§ Data
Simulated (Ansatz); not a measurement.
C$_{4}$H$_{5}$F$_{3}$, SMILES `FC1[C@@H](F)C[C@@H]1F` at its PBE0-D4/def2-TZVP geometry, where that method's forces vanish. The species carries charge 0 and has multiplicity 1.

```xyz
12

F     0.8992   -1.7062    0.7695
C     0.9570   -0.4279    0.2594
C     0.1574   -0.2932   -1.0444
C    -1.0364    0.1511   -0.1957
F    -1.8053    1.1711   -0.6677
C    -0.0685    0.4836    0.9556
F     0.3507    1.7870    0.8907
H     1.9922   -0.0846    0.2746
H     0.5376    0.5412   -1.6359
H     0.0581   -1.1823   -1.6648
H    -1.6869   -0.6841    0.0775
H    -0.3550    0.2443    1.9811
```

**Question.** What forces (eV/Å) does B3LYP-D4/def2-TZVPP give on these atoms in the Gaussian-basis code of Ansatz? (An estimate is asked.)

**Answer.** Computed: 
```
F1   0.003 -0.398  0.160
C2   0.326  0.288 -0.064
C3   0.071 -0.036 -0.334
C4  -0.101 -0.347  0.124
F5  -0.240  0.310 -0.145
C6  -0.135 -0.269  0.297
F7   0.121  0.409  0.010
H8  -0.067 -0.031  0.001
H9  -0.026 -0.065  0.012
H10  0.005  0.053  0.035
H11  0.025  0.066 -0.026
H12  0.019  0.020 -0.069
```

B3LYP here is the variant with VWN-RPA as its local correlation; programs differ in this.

§ Work task
What this exercise asks for is an exact copy of all the records.

§ Written answer
Simulated (Ansatz); not a measurement.
C$_{4}$H$_{5}$F$_{3}$, SMILES `FC1[C@@H](F)C[C@@H]1F` at its PBE0-D4/def2-TZVP geometry, where that method's forces vanish. The species carries charge 0 and has multiplicity 1.

```xyz
12

F     0.8992   -1.7062    0.7695
C     0.9570   -0.4279    0.2594
C     0.1574   -0.2932   -1.0444
C    -1.0364    0.1511   -0.1957
F    -1.8053    1.1711   -0.6677
C    -0.0685    0.4836    0.9556
F     0.3507    1.7870    0.8907
H     1.9922   -0.0846    0.2746
H     0.5376    0.5412   -1.6359
H     0.0581   -1.1823   -1.6648
H    -1.6869   -0.6841    0.0775
H    -0.3550    0.2443    1.9811
```

**Question.** What forces (eV/Å) does B3LYP-D4/def2-TZVPP give on these atoms in the Gaussian-basis code of Ansatz? (An estimate is asked.)

**Answer.** Computed: 
```
F1   0.003 -0.398  0.160
C2   0.326  0.288 -0.064
C3   0.071 -0.036 -0.334
C4  -0.101 -0.347  0.124
F5  -0.240  0.310 -0.145
C6  -0.135 -0.269  0.297
F7   0.121  0.409  0.010
H8  -0.067 -0.031  0.001
H9  -0.026 -0.065  0.012
H10  0.005  0.053  0.035
H11  0.025  0.066 -0.026
H12  0.019  0.020 -0.069
```

B3LYP here is the variant with VWN-RPA as its local correlation; programs differ in this.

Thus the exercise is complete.